Repeat the first line of the listing and each line after it, exactly, through the line containing "The 9 passes".

Segment Start: SUPPLIED ENTRIES
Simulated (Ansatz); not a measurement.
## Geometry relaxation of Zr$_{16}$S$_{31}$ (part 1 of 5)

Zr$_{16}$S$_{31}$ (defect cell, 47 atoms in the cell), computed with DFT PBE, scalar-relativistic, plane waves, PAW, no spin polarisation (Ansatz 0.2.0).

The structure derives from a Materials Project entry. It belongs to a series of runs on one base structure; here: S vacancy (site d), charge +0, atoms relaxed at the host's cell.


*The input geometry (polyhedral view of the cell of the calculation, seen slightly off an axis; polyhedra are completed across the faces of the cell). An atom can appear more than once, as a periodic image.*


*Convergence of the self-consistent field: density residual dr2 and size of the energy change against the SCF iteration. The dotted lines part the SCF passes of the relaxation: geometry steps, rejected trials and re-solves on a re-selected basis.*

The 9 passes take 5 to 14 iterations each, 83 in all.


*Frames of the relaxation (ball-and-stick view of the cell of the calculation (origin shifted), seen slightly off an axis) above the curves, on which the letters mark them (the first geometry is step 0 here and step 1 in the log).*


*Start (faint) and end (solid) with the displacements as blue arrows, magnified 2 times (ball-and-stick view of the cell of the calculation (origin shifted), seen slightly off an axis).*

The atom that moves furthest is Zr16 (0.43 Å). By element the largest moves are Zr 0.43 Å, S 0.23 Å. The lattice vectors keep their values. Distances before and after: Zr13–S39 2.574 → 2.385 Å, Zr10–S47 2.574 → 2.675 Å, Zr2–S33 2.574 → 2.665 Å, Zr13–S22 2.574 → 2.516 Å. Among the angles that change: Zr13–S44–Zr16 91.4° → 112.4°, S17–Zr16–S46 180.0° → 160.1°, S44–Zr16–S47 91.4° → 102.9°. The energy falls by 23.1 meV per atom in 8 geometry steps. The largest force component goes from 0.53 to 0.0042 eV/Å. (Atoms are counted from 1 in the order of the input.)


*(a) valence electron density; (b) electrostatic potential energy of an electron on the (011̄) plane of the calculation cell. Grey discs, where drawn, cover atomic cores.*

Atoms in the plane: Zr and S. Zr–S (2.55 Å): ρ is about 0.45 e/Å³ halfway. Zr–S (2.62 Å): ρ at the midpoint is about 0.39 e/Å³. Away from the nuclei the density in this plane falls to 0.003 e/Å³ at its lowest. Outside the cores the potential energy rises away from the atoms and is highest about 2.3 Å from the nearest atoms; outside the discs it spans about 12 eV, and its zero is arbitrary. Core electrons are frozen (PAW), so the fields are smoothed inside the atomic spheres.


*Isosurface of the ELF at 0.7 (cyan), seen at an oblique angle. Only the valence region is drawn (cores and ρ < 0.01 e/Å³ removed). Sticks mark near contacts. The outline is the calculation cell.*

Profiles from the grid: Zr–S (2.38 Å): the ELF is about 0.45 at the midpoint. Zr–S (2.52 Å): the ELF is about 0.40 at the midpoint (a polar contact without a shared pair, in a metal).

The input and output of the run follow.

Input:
Segment End: SUPPLIED ENTRIES

TASK RESPONSE:
Simulated (Ansatz); not a measurement.
## Geometry relaxation of Zr$_{16}$S$_{31}$ (part 1 of 5)

Zr$_{16}$S$_{31}$ (defect cell, 47 atoms in the cell), computed with DFT PBE, scalar-relativistic, plane waves, PAW, no spin polarisation (Ansatz 0.2.0).

The structure derives from a Materials Project entry. It belongs to a series of runs on one base structure; here: S vacancy (site d), charge +0, atoms relaxed at the host's cell.


*The input geometry (polyhedral view of the cell of the calculation, seen slightly off an axis; polyhedra are completed across the faces of the cell). An atom can appear more than once, as a periodic image.*


*Convergence of the self-consistent field: density residual dr2 and size of the energy change against the SCF iteration. The dotted lines part the SCF passes of the relaxation: geometry steps, rejected trials and re-solves on a re-selected basis.*

The 9 passes take 5 to 14 iterations each, 83 in all.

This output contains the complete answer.